Action item:
Go through the listing and write out all of it exactly.

Dataset:
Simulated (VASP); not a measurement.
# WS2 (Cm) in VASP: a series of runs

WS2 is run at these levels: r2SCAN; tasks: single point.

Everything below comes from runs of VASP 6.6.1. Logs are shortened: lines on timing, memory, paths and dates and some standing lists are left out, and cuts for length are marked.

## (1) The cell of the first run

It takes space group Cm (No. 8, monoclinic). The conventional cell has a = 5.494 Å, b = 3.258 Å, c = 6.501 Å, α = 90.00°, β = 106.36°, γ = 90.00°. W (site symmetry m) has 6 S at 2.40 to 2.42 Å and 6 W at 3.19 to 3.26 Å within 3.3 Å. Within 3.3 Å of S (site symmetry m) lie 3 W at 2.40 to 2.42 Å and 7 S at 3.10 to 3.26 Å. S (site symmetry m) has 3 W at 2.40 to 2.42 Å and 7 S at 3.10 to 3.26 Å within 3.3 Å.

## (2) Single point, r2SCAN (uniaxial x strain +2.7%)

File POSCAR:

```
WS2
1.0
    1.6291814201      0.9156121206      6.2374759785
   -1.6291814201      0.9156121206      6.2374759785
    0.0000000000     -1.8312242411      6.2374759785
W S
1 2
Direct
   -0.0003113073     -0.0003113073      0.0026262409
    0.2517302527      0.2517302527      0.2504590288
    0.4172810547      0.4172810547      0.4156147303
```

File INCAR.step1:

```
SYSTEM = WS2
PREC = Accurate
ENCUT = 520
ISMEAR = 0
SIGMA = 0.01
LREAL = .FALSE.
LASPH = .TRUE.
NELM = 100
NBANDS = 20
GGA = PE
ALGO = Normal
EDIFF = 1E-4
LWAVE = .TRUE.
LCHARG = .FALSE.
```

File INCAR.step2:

Task result:
Simulated (VASP); not a measurement.
# WS2 (Cm) in VASP: a series of runs

WS2 is run at these levels: r2SCAN; tasks: single point.

Everything below comes from runs of VASP 6.6.1. Logs are shortened: lines on timing, memory, paths and dates and some standing lists are left out, and cuts for length are marked.

## (1) The cell of the first run

It takes space group Cm (No. 8, monoclinic). The conventional cell has a = 5.494 Å, b = 3.258 Å, c = 6.501 Å, α = 90.00°, β = 106.36°, γ = 90.00°. W (site symmetry m) has 6 S at 2.40 to 2.42 Å and 6 W at 3.19 to 3.26 Å within 3.3 Å. Within 3.3 Å of S (site symmetry m) lie 3 W at 2.40 to 2.42 Å and 7 S at 3.10 to 3.26 Å. S (site symmetry m) has 3 W at 2.40 to 2.42 Å and 7 S at 3.10 to 3.26 Å within 3.3 Å.

## (2) Single point, r2SCAN (uniaxial x strain +2.7%)

File POSCAR:

```
WS2
1.0
    1.6291814201      0.9156121206      6.2374759785
   -1.6291814201      0.9156121206      6.2374759785
    0.0000000000     -1.8312242411      6.2374759785
W S
1 2
Direct
   -0.0003113073     -0.0003113073      0.0026262409
    0.2517302527      0.2517302527      0.2504590288
    0.4172810547      0.4172810547      0.4156147303
```

File INCAR.step1:

```
SYSTEM = WS2
PREC = Accurate
ENCUT = 520
ISMEAR = 0
SIGMA = 0.01
LREAL = .FALSE.
LASPH = .TRUE.
NELM = 100
NBANDS = 20
GGA = PE
ALGO = Normal
EDIFF = 1E-4
LWAVE = .TRUE.
LCHARG = .FALSE.
```

File INCAR.step2:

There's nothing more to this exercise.